**Provided material:**
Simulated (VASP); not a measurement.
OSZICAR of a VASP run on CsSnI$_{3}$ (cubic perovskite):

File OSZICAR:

**Activity:** All of the material should be written out again exactly.

**Exercise answer:**
Simulated (VASP); not a measurement.
OSZICAR of a VASP run on CsSnI$_{3}$ (cubic perovskite):

File OSZICAR:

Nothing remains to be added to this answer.